Record set:
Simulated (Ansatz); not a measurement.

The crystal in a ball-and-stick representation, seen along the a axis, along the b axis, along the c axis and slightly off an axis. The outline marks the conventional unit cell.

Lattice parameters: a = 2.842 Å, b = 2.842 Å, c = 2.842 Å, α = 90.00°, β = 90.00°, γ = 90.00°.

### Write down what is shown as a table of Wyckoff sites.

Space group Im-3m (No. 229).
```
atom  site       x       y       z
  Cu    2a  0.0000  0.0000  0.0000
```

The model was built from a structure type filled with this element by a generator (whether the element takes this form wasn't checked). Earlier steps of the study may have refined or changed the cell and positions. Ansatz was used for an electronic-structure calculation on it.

Brief:
Please output the complete listing without any alteration.

Your solution:
Simulated (Ansatz); not a measurement.

The crystal in a ball-and-stick representation, seen along the a axis, along the b axis, along the c axis and slightly off an axis. The outline marks the conventional unit cell.

Lattice parameters: a = 2.842 Å, b = 2.842 Å, c = 2.842 Å, α = 90.00°, β = 90.00°, γ = 90.00°.

### Write down what is shown as a table of Wyckoff sites.

Space group Im-3m (No. 229).
```
atom  site       x       y       z
  Cu    2a  0.0000  0.0000  0.0000
```

The model was built from a structure type filled with this element by a generator (whether the element takes this form wasn't checked). Earlier steps of the study may have refined or changed the cell and positions. Ansatz was used for an electronic-structure calculation on it.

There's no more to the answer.